WORK TASK:
Each entry here needs to be given again exactly.

*** Opening GIVEN RECORDS ***

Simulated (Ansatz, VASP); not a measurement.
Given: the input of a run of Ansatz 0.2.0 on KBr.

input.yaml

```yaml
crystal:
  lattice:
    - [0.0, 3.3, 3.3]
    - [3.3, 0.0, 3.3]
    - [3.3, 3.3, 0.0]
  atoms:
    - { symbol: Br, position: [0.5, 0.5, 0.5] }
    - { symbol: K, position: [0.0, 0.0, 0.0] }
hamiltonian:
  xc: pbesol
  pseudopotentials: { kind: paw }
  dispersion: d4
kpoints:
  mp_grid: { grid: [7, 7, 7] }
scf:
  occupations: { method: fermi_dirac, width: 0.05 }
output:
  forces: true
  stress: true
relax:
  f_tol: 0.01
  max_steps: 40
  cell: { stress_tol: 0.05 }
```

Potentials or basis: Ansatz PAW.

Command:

*** Closing GIVEN RECORDS ***

WRITTEN RESPONSE:
Simulated (Ansatz, VASP); not a measurement.
Given: the input of a run of Ansatz 0.2.0 on KBr.

input.yaml

```yaml
crystal:
  lattice:
    - [0.0, 3.3, 3.3]
    - [3.3, 0.0, 3.3]
    - [3.3, 3.3, 0.0]
  atoms:
    - { symbol: Br, position: [0.5, 0.5, 0.5] }
    - { symbol: K, position: [0.0, 0.0, 0.0] }
hamiltonian:
  xc: pbesol
  pseudopotentials: { kind: paw }
  dispersion: d4
kpoints:
  mp_grid: { grid: [7, 7, 7] }
scf:
  occupations: { method: fermi_dirac, width: 0.05 }
output:
  forces: true
  stress: true
relax:
  f_tol: 0.01
  max_steps: 40
  cell: { stress_tol: 0.05 }
```

Potentials or basis: Ansatz PAW.

Command:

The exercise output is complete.